Could you retype the entries exactly as they are?

# [Study material]
****************************************

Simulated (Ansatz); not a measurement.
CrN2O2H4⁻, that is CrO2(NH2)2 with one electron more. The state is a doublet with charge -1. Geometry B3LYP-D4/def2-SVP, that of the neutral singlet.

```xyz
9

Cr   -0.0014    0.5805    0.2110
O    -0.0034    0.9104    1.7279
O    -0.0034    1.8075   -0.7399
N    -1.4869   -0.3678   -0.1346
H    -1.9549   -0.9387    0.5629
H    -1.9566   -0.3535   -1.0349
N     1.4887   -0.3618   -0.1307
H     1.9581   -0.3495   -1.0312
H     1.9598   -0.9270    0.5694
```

****************************************

# [Your response]
Simulated (Ansatz); not a measurement.
CrN2O2H4⁻, that is CrO2(NH2)2 with one electron more. The state is a doublet with charge -1. Geometry B3LYP-D4/def2-SVP, that of the neutral singlet.

```xyz
9

Cr   -0.0014    0.5805    0.2110
O    -0.0034    0.9104    1.7279
O    -0.0034    1.8075   -0.7399
N    -1.4869   -0.3678   -0.1346
H    -1.9549   -0.9387    0.5629
H    -1.9566   -0.3535   -1.0349
N     1.4887   -0.3618   -0.1307
H     1.9581   -0.3495   -1.0312
H     1.9598   -0.9270    0.5694
```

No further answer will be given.